Start of Block
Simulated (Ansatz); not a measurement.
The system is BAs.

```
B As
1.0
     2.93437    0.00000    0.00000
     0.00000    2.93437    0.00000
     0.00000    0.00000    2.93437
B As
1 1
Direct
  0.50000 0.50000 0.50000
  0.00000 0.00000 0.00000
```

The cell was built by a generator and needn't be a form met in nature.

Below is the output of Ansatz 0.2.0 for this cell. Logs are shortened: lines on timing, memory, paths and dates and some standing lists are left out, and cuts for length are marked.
End of Block

Line by line, transcribe the data exactly.

_Written solution_
Simulated (Ansatz); not a measurement.
The system is BAs.

```
B As
1.0
     2.93437    0.00000    0.00000
     0.00000    2.93437    0.00000
     0.00000    0.00000    2.93437
B As
1 1
Direct
  0.50000 0.50000 0.50000
  0.00000 0.00000 0.00000
```

The cell was built by a generator and needn't be a form met in nature.

Below is the output of Ansatz 0.2.0 for this cell. Logs are shortened: lines on timing, memory, paths and dates and some standing lists are left out, and cuts for length are marked.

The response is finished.